● Activity
Retype the listing that follows, leaving nothing out.

══════════════════════════════
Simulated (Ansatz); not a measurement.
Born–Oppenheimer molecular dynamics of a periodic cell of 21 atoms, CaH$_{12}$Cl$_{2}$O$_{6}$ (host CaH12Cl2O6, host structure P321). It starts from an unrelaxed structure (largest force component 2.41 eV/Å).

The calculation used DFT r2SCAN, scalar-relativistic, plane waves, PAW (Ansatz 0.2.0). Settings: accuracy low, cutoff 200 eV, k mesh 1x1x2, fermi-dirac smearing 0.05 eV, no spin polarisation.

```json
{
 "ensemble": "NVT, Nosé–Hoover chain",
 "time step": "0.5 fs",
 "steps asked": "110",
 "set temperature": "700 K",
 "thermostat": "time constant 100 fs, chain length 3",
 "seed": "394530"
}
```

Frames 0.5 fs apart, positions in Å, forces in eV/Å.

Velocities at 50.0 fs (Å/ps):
══════════════════════════════

● Written response
Simulated (Ansatz); not a measurement.
Born–Oppenheimer molecular dynamics of a periodic cell of 21 atoms, CaH$_{12}$Cl$_{2}$O$_{6}$ (host CaH12Cl2O6, host structure P321). It starts from an unrelaxed structure (largest force component 2.41 eV/Å).

The calculation used DFT r2SCAN, scalar-relativistic, plane waves, PAW (Ansatz 0.2.0). Settings: accuracy low, cutoff 200 eV, k mesh 1x1x2, fermi-dirac smearing 0.05 eV, no spin polarisation.

```json
{
 "ensemble": "NVT, Nosé–Hoover chain",
 "time step": "0.5 fs",
 "steps asked": "110",
 "set temperature": "700 K",
 "thermostat": "time constant 100 fs, chain length 3",
 "seed": "394530"
}
```

Frames 0.5 fs apart, positions in Å, forces in eV/Å.

Velocities at 50.0 fs (Å/ps):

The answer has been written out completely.